◆ Requirement:
Each line below needs to be printed again exactly.

◆ Supplied entries:
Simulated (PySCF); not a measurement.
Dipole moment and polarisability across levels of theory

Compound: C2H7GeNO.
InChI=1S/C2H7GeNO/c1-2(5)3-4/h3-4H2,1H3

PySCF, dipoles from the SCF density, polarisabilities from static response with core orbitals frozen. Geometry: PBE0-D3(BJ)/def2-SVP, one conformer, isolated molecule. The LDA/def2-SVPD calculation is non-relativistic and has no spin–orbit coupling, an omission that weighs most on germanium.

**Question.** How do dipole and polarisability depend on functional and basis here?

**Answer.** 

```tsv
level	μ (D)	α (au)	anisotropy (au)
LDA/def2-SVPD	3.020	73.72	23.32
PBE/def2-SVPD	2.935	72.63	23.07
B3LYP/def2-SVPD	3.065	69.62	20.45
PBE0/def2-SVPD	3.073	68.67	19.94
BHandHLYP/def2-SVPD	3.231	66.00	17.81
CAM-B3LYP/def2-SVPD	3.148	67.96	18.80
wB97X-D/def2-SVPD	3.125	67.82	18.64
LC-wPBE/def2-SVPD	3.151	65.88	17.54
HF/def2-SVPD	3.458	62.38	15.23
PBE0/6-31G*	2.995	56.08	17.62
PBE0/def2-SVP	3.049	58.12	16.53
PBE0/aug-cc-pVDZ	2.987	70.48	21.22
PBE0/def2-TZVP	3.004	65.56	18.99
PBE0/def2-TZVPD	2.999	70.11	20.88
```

◆ Response area:
Simulated (PySCF); not a measurement.
Dipole moment and polarisability across levels of theory

Compound: C2H7GeNO.
InChI=1S/C2H7GeNO/c1-2(5)3-4/h3-4H2,1H3

PySCF, dipoles from the SCF density, polarisabilities from static response with core orbitals frozen. Geometry: PBE0-D3(BJ)/def2-SVP, one conformer, isolated molecule. The LDA/def2-SVPD calculation is non-relativistic and has no spin–orbit coupling, an omission that weighs most on germanium.

**Question.** How do dipole and polarisability depend on functional and basis here?

**Answer.** 

```tsv
level	μ (D)	α (au)	anisotropy (au)
LDA/def2-SVPD	3.020	73.72	23.32
PBE/def2-SVPD	2.935	72.63	23.07
B3LYP/def2-SVPD	3.065	69.62	20.45
PBE0/def2-SVPD	3.073	68.67	19.94
BHandHLYP/def2-SVPD	3.231	66.00	17.81
CAM-B3LYP/def2-SVPD	3.148	67.96	18.80
wB97X-D/def2-SVPD	3.125	67.82	18.64
LC-wPBE/def2-SVPD	3.151	65.88	17.54
HF/def2-SVPD	3.458	62.38	15.23
PBE0/6-31G*	2.995	56.08	17.62
PBE0/def2-SVP	3.049	58.12	16.53
PBE0/aug-cc-pVDZ	2.987	70.48	21.22
PBE0/def2-TZVP	3.004	65.56	18.99
PBE0/def2-TZVPD	2.999	70.11	20.88
```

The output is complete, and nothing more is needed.